== Required action ==
An exact copy of the listing is what is needed; please output it in full.

──────

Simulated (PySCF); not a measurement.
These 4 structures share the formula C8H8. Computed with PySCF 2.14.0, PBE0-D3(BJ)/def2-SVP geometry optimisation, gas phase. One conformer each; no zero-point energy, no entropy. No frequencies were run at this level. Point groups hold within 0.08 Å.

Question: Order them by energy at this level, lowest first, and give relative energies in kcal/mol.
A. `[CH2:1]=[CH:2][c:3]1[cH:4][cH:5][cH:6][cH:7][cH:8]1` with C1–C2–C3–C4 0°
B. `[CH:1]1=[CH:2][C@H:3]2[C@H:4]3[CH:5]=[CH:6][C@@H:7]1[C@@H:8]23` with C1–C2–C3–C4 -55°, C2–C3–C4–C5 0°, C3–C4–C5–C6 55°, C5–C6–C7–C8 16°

──────

== Reply ==
Simulated (PySCF); not a measurement.
These 4 structures share the formula C8H8. Computed with PySCF 2.14.0, PBE0-D3(BJ)/def2-SVP geometry optimisation, gas phase. One conformer each; no zero-point energy, no entropy. No frequencies were run at this level. Point groups hold within 0.08 Å.

Question: Order them by energy at this level, lowest first, and give relative energies in kcal/mol.
A. `[CH2:1]=[CH:2][c:3]1[cH:4][cH:5][cH:6][cH:7][cH:8]1` with C1–C2–C3–C4 0°
B. `[CH:1]1=[CH:2][C@H:3]2[C@H:4]3[CH:5]=[CH:6][C@@H:7]1[C@@H:8]23` with C1–C2–C3–C4 -55°, C2–C3–C4–C5 0°, C3–C4–C5–C6 55°, C5–C6–C7–C8 16°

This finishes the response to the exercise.